* **Exercise**
Each line of the material must be returned exactly.

*****

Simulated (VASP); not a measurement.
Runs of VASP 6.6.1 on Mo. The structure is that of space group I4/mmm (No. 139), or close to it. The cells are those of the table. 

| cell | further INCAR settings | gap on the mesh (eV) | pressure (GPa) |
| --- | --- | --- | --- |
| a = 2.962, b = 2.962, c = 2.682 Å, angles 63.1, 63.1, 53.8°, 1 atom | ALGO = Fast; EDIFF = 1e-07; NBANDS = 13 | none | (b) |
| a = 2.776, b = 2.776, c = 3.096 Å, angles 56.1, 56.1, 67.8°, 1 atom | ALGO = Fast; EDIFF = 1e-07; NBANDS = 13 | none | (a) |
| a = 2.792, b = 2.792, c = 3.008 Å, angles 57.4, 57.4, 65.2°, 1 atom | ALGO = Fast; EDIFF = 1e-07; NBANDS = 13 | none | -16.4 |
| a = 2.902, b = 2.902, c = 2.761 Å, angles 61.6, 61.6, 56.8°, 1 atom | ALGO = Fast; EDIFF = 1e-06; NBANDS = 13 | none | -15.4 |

*****

* **Answer section**
Simulated (VASP); not a measurement.
Runs of VASP 6.6.1 on Mo. The structure is that of space group I4/mmm (No. 139), or close to it. The cells are those of the table. 

| cell | further INCAR settings | gap on the mesh (eV) | pressure (GPa) |
| --- | --- | --- | --- |
| a = 2.962, b = 2.962, c = 2.682 Å, angles 63.1, 63.1, 53.8°, 1 atom | ALGO = Fast; EDIFF = 1e-07; NBANDS = 13 | none | (b) |
| a = 2.776, b = 2.776, c = 3.096 Å, angles 56.1, 56.1, 67.8°, 1 atom | ALGO = Fast; EDIFF = 1e-07; NBANDS = 13 | none | (a) |
| a = 2.792, b = 2.792, c = 3.008 Å, angles 57.4, 57.4, 65.2°, 1 atom | ALGO = Fast; EDIFF = 1e-07; NBANDS = 13 | none | -16.4 |
| a = 2.902, b = 2.902, c = 2.761 Å, angles 61.6, 61.6, 56.8°, 1 atom | ALGO = Fast; EDIFF = 1e-06; NBANDS = 13 | none | -15.4 |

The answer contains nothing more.